══ ENTRIES SHOWN ══

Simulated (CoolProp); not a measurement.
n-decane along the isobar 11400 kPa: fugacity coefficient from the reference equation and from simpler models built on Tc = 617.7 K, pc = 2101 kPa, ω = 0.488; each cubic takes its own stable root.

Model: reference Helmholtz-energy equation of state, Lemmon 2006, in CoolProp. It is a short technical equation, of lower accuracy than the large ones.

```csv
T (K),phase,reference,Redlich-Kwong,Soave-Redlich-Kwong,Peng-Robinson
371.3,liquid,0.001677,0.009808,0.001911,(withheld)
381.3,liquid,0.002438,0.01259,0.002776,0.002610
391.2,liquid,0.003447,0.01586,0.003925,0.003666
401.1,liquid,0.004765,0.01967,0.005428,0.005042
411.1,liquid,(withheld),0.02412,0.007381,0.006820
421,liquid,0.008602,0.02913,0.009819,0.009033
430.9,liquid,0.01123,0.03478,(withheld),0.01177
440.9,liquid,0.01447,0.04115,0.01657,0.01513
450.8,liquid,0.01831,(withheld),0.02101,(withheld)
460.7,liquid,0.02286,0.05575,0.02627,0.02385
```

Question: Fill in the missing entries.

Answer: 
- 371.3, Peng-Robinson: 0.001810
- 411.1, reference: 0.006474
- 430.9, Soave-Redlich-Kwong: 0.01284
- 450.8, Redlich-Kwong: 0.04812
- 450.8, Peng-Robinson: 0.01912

═══

Print only the lines from the top of the data above down to the line holding "- 450.8, Redlich-Kwong: 0.04812", inclusive.

Simulated (CoolProp); not a measurement.
n-decane along the isobar 11400 kPa: fugacity coefficient from the reference equation and from simpler models built on Tc = 617.7 K, pc = 2101 kPa, ω = 0.488; each cubic takes its own stable root.

Model: reference Helmholtz-energy equation of state, Lemmon 2006, in CoolProp. It is a short technical equation, of lower accuracy than the large ones.

```csv
T (K),phase,reference,Redlich-Kwong,Soave-Redlich-Kwong,Peng-Robinson
371.3,liquid,0.001677,0.009808,0.001911,(withheld)
381.3,liquid,0.002438,0.01259,0.002776,0.002610
391.2,liquid,0.003447,0.01586,0.003925,0.003666
401.1,liquid,0.004765,0.01967,0.005428,0.005042
411.1,liquid,(withheld),0.02412,0.007381,0.006820
421,liquid,0.008602,0.02913,0.009819,0.009033
430.9,liquid,0.01123,0.03478,(withheld),0.01177
440.9,liquid,0.01447,0.04115,0.01657,0.01513
450.8,liquid,0.01831,(withheld),0.02101,(withheld)
460.7,liquid,0.02286,0.05575,0.02627,0.02385
```

Question: Fill in the missing entries.

Answer: 
- 371.3, Peng-Robinson: 0.001810
- 411.1, reference: 0.006474
- 430.9, Soave-Redlich-Kwong: 0.01284
- 450.8, Redlich-Kwong: 0.04812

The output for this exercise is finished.